Exercise:
Return the run of lines below that opens with the line containing "Question: What are" and closes with the line containing "On the same", keeping each one exact.

============================================================

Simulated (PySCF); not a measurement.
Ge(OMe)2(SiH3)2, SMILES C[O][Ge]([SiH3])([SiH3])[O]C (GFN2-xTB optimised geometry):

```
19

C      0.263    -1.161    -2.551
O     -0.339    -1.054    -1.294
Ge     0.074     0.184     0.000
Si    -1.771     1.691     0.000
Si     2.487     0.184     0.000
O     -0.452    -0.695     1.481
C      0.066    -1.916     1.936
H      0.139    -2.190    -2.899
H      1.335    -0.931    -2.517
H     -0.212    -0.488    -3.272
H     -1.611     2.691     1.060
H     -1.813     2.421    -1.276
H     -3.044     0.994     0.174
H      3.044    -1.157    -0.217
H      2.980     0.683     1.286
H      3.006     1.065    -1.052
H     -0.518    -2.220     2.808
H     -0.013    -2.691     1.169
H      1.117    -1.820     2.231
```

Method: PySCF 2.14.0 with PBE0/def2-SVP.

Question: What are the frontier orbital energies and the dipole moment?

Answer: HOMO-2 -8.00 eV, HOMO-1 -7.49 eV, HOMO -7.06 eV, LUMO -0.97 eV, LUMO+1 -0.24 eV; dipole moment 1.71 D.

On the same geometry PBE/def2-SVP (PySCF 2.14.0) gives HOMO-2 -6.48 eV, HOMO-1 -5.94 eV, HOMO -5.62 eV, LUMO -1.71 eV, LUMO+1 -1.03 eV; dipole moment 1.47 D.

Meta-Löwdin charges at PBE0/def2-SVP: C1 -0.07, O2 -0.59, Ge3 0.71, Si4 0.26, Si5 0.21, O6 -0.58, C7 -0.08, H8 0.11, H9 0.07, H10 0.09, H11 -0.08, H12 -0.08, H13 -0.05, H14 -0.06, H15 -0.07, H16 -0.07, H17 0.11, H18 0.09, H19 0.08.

============================================================

Response box:
Question: What are the frontier orbital energies and the dipole moment?

Answer: HOMO-2 -8.00 eV, HOMO-1 -7.49 eV, HOMO -7.06 eV, LUMO -0.97 eV, LUMO+1 -0.24 eV; dipole moment 1.71 D.

On the same geometry PBE/def2-SVP (PySCF 2.14.0) gives HOMO-2 -6.48 eV, HOMO-1 -5.94 eV, HOMO -5.62 eV, LUMO -1.71 eV, LUMO+1 -1.03 eV; dipole moment 1.47 D.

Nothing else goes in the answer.